WORK ORDER:
Return the records exactly, from the first line through the "Problem. Set up" line.

SUPPLIED RECORDS:
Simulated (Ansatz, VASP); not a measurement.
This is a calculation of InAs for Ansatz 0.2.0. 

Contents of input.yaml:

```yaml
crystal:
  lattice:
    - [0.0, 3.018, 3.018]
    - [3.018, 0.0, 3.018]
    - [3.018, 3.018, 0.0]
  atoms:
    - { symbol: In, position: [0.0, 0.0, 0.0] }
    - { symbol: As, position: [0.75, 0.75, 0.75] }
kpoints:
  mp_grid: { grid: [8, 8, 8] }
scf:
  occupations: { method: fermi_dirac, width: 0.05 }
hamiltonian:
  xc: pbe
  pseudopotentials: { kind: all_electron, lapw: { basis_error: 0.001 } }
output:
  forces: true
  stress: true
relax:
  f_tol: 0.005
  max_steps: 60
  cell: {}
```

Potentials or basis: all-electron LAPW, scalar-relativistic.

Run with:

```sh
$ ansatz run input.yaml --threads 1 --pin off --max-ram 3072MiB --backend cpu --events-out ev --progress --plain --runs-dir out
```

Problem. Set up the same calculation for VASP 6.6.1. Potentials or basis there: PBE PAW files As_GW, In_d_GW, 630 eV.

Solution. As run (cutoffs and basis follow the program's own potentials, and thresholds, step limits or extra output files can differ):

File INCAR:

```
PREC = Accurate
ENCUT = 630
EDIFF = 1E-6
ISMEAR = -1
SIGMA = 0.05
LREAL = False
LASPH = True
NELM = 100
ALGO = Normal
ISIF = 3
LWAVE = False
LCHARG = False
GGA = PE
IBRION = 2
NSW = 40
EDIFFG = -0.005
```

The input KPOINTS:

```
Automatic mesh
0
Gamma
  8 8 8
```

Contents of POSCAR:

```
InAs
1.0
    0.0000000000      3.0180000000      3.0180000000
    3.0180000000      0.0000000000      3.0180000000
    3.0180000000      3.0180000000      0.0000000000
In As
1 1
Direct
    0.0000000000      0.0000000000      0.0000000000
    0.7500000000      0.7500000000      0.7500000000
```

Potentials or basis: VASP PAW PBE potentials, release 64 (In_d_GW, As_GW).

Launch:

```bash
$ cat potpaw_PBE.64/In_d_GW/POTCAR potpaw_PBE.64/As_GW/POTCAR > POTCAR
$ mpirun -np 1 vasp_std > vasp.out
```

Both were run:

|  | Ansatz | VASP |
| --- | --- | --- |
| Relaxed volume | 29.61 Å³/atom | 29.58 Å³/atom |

TASK RESULT:
Simulated (Ansatz, VASP); not a measurement.
This is a calculation of InAs for Ansatz 0.2.0. 

Contents of input.yaml:

```yaml
crystal:
  lattice:
    - [0.0, 3.018, 3.018]
    - [3.018, 0.0, 3.018]
    - [3.018, 3.018, 0.0]
  atoms:
    - { symbol: In, position: [0.0, 0.0, 0.0] }
    - { symbol: As, position: [0.75, 0.75, 0.75] }
kpoints:
  mp_grid: { grid: [8, 8, 8] }
scf:
  occupations: { method: fermi_dirac, width: 0.05 }
hamiltonian:
  xc: pbe
  pseudopotentials: { kind: all_electron, lapw: { basis_error: 0.001 } }
output:
  forces: true
  stress: true
relax:
  f_tol: 0.005
  max_steps: 60
  cell: {}
```

Potentials or basis: all-electron LAPW, scalar-relativistic.

Run with:

```sh
$ ansatz run input.yaml --threads 1 --pin off --max-ram 3072MiB --backend cpu --events-out ev --progress --plain --runs-dir out
```

Problem. Set up the same calculation for VASP 6.6.1. Potentials or basis there: PBE PAW files As_GW, In_d_GW, 630 eV.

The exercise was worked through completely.